§ Data records:
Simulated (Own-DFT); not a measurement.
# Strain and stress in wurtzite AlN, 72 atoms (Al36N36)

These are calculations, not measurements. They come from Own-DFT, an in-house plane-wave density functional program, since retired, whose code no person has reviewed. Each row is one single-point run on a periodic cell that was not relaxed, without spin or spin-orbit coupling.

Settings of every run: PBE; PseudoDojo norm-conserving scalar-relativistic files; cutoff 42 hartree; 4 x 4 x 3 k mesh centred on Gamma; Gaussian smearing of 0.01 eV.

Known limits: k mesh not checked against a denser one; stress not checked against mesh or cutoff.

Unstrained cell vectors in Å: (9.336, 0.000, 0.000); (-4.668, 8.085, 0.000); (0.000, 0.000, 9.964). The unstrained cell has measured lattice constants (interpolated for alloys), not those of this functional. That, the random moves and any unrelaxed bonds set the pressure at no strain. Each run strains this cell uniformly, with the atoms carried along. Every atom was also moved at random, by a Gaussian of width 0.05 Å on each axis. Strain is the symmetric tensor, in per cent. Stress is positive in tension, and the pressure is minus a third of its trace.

§ Assignment:
Recopy the entries above in their entirety, exactly.

§ Your response:
Simulated (Own-DFT); not a measurement.
# Strain and stress in wurtzite AlN, 72 atoms (Al36N36)

These are calculations, not measurements. They come from Own-DFT, an in-house plane-wave density functional program, since retired, whose code no person has reviewed. Each row is one single-point run on a periodic cell that was not relaxed, without spin or spin-orbit coupling.

Settings of every run: PBE; PseudoDojo norm-conserving scalar-relativistic files; cutoff 42 hartree; 4 x 4 x 3 k mesh centred on Gamma; Gaussian smearing of 0.01 eV.

Known limits: k mesh not checked against a denser one; stress not checked against mesh or cutoff.

Unstrained cell vectors in Å: (9.336, 0.000, 0.000); (-4.668, 8.085, 0.000); (0.000, 0.000, 9.964). The unstrained cell has measured lattice constants (interpolated for alloys), not those of this functional. That, the random moves and any unrelaxed bonds set the pressure at no strain. Each run strains this cell uniformly, with the atoms carried along. Every atom was also moved at random, by a Gaussian of width 0.05 Å on each axis. Strain is the symmetric tensor, in per cent. Stress is positive in tension, and the pressure is minus a third of its trace.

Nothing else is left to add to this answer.